===
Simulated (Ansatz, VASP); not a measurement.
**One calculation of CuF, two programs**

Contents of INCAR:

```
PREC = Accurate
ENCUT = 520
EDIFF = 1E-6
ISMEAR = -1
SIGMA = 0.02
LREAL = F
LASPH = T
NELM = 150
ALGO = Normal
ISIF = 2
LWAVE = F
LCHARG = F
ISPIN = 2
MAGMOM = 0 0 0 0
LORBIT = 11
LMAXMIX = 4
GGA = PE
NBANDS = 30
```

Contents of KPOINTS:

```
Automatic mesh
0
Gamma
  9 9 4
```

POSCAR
===

* _Work task_:
All of the data above should be reproduced word for word.

* _Answer section_:
Simulated (Ansatz, VASP); not a measurement.
**One calculation of CuF, two programs**

Contents of INCAR:

```
PREC = Accurate
ENCUT = 520
EDIFF = 1E-6
ISMEAR = -1
SIGMA = 0.02
LREAL = F
LASPH = T
NELM = 150
ALGO = Normal
ISIF = 2
LWAVE = F
LCHARG = F
ISPIN = 2
MAGMOM = 0 0 0 0
LORBIT = 11
LMAXMIX = 4
GGA = PE
NBANDS = 30
```

Contents of KPOINTS:

```
Automatic mesh
0
Gamma
  9 9 4
```

POSCAR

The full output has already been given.